**Brief**
What follows is data; output all of it exactly as given.

▽

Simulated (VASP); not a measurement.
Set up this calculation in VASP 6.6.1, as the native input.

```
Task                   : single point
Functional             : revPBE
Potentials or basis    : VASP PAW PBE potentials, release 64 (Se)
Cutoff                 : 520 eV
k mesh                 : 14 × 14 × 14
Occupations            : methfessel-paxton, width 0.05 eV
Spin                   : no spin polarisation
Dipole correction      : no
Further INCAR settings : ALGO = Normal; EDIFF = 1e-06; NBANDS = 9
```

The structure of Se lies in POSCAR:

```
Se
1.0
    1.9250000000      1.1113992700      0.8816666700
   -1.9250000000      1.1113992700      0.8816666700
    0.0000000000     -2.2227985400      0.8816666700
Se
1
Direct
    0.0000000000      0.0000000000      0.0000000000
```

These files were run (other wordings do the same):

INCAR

△

**Your solution**
Simulated (VASP); not a measurement.
Set up this calculation in VASP 6.6.1, as the native input.

```
Task                   : single point
Functional             : revPBE
Potentials or basis    : VASP PAW PBE potentials, release 64 (Se)
Cutoff                 : 520 eV
k mesh                 : 14 × 14 × 14
Occupations            : methfessel-paxton, width 0.05 eV
Spin                   : no spin polarisation
Dipole correction      : no
Further INCAR settings : ALGO = Normal; EDIFF = 1e-06; NBANDS = 9
```

The structure of Se lies in POSCAR:

```
Se
1.0
    1.9250000000      1.1113992700      0.8816666700
   -1.9250000000      1.1113992700      0.8816666700
    0.0000000000     -2.2227985400      0.8816666700
Se
1
Direct
    0.0000000000      0.0000000000      0.0000000000
```

These files were run (other wordings do the same):

INCAR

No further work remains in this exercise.